**ASSIGNMENT:**
Give back exactly the lines that run from the beginning of the entries to the line containing "Pressure | -8.5 GPa |", both included, and nothing else.

++++++++

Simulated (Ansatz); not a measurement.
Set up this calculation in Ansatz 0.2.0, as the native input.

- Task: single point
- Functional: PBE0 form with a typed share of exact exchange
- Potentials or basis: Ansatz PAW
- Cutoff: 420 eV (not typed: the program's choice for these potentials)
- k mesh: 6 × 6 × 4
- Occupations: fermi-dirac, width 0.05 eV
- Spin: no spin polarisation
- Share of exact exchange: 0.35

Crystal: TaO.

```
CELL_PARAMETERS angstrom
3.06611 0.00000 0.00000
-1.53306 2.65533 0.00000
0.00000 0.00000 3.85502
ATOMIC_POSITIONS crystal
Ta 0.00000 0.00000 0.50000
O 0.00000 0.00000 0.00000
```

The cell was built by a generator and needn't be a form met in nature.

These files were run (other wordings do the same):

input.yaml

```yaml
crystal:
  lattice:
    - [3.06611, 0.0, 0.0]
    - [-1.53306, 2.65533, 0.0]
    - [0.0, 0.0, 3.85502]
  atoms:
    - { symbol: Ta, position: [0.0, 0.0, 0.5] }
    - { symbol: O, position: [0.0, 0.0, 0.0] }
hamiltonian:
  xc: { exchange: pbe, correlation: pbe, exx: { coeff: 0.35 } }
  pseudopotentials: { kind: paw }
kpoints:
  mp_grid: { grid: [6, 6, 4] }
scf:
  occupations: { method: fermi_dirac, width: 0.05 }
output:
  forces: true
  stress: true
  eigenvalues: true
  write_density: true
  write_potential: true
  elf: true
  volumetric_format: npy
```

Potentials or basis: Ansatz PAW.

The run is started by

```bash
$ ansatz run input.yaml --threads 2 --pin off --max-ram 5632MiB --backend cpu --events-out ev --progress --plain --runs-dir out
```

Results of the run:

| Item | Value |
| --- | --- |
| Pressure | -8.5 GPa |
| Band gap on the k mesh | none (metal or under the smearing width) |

++++++++

**WORKED SOLUTION:**
Simulated (Ansatz); not a measurement.
Set up this calculation in Ansatz 0.2.0, as the native input.

- Task: single point
- Functional: PBE0 form with a typed share of exact exchange
- Potentials or basis: Ansatz PAW
- Cutoff: 420 eV (not typed: the program's choice for these potentials)
- k mesh: 6 × 6 × 4
- Occupations: fermi-dirac, width 0.05 eV
- Spin: no spin polarisation
- Share of exact exchange: 0.35

Crystal: TaO.

```
CELL_PARAMETERS angstrom
3.06611 0.00000 0.00000
-1.53306 2.65533 0.00000
0.00000 0.00000 3.85502
ATOMIC_POSITIONS crystal
Ta 0.00000 0.00000 0.50000
O 0.00000 0.00000 0.00000
```

The cell was built by a generator and needn't be a form met in nature.

These files were run (other wordings do the same):

input.yaml

```yaml
crystal:
  lattice:
    - [3.06611, 0.0, 0.0]
    - [-1.53306, 2.65533, 0.0]
    - [0.0, 0.0, 3.85502]
  atoms:
    - { symbol: Ta, position: [0.0, 0.0, 0.5] }
    - { symbol: O, position: [0.0, 0.0, 0.0] }
hamiltonian:
  xc: { exchange: pbe, correlation: pbe, exx: { coeff: 0.35 } }
  pseudopotentials: { kind: paw }
kpoints:
  mp_grid: { grid: [6, 6, 4] }
scf:
  occupations: { method: fermi_dirac, width: 0.05 }
output:
  forces: true
  stress: true
  eigenvalues: true
  write_density: true
  write_potential: true
  elf: true
  volumetric_format: npy
```

Potentials or basis: Ansatz PAW.

The run is started by

```bash
$ ansatz run input.yaml --threads 2 --pin off --max-ram 5632MiB --backend cpu --events-out ev --progress --plain --runs-dir out
```

Results of the run:

| Item | Value |
| --- | --- |
| Pressure | -8.5 GPa |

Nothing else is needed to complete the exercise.